* **TASK ITEM**: Each entry is to be retyped exactly as it stands.

** DATA PROVIDED follows **

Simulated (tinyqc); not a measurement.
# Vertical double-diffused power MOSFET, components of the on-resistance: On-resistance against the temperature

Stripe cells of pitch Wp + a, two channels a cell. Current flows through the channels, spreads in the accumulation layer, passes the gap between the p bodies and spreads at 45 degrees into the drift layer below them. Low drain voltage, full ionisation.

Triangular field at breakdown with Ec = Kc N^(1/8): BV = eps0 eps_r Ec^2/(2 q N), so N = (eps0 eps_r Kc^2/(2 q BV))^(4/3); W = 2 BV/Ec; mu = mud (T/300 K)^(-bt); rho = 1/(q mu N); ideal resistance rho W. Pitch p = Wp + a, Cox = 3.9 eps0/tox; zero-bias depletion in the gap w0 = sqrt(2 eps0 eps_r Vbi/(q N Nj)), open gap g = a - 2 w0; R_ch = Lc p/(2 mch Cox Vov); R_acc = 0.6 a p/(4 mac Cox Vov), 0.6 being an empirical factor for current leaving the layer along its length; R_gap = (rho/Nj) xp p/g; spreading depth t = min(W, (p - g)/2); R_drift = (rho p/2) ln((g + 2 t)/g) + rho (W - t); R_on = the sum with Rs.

** End of DATA PROVIDED **

* **WORKED SOLUTION**:
Simulated (tinyqc); not a measurement.
# Vertical double-diffused power MOSFET, components of the on-resistance: On-resistance against the temperature

Stripe cells of pitch Wp + a, two channels a cell. Current flows through the channels, spreads in the accumulation layer, passes the gap between the p bodies and spreads at 45 degrees into the drift layer below them. Low drain voltage, full ionisation.

Triangular field at breakdown with Ec = Kc N^(1/8): BV = eps0 eps_r Ec^2/(2 q N), so N = (eps0 eps_r Kc^2/(2 q BV))^(4/3); W = 2 BV/Ec; mu = mud (T/300 K)^(-bt); rho = 1/(q mu N); ideal resistance rho W. Pitch p = Wp + a, Cox = 3.9 eps0/tox; zero-bias depletion in the gap w0 = sqrt(2 eps0 eps_r Vbi/(q N Nj)), open gap g = a - 2 w0; R_ch = Lc p/(2 mch Cox Vov); R_acc = 0.6 a p/(4 mac Cox Vov), 0.6 being an empirical factor for current leaving the layer along its length; R_gap = (rho/Nj) xp p/g; spreading depth t = min(W, (p - g)/2); R_drift = (rho p/2) ln((g + 2 t)/g) + rho (W - t); R_on = the sum with Rs.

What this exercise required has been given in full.